_DATA PROVIDED_
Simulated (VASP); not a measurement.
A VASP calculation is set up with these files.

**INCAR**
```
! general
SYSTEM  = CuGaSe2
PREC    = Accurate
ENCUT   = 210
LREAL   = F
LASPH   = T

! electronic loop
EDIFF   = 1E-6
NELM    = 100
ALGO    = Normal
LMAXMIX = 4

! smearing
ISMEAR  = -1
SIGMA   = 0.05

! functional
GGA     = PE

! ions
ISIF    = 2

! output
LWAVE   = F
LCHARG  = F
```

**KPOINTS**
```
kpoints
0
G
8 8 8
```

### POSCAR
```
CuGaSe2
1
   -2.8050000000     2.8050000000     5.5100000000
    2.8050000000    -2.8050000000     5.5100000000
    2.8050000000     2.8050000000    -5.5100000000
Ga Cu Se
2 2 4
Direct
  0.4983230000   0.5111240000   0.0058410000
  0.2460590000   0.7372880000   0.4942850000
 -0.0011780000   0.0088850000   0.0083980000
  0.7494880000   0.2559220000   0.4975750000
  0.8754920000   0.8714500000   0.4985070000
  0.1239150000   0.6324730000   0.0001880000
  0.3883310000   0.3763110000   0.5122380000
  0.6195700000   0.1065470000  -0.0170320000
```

_REQUIRED ACTION_
The answer must be the full listing, written out word for word.

_ANSWER SPACE_
Simulated (VASP); not a measurement.
A VASP calculation is set up with these files.

**INCAR**
```
! general
SYSTEM  = CuGaSe2
PREC    = Accurate
ENCUT   = 210
LREAL   = F
LASPH   = T

! electronic loop
EDIFF   = 1E-6
NELM    = 100
ALGO    = Normal
LMAXMIX = 4

! smearing
ISMEAR  = -1
SIGMA   = 0.05

! functional
GGA     = PE

! ions
ISIF    = 2

! output
LWAVE   = F
LCHARG  = F
```

**KPOINTS**
```
kpoints
0
G
8 8 8
```

### POSCAR
```
CuGaSe2
1
   -2.8050000000     2.8050000000     5.5100000000
    2.8050000000    -2.8050000000     5.5100000000
    2.8050000000     2.8050000000    -5.5100000000
Ga Cu Se
2 2 4
Direct
  0.4983230000   0.5111240000   0.0058410000
  0.2460590000   0.7372880000   0.4942850000
 -0.0011780000   0.0088850000   0.0083980000
  0.7494880000   0.2559220000   0.4975750000
  0.8754920000   0.8714500000   0.4985070000
  0.1239150000   0.6324730000   0.0001880000
  0.3883310000   0.3763110000   0.5122380000
  0.6195700000   0.1065470000  -0.0170320000
```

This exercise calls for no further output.